▶ Work order: Print the data below exactly, but only the lines from the one containing "## Calculated NMR" down to the one containing "Numbering as in", inclusive.

__________

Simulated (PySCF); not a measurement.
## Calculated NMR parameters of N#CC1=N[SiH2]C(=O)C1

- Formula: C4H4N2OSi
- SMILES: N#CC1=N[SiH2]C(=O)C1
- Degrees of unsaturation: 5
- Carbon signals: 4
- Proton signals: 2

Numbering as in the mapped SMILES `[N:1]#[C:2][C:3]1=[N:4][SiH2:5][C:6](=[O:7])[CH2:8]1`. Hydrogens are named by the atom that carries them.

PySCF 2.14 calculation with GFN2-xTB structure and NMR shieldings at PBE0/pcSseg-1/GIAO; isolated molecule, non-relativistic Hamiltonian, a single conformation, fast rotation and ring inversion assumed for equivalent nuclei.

__________

▶ Reply:
## Calculated NMR parameters of N#CC1=N[SiH2]C(=O)C1

- Formula: C4H4N2OSi
- SMILES: N#CC1=N[SiH2]C(=O)C1
- Degrees of unsaturation: 5
- Carbon signals: 4
- Proton signals: 2

Numbering as in the mapped SMILES `[N:1]#[C:2][C:3]1=[N:4][SiH2:5][C:6](=[O:7])[CH2:8]1`. Hydrogens are named by the atom that carries them.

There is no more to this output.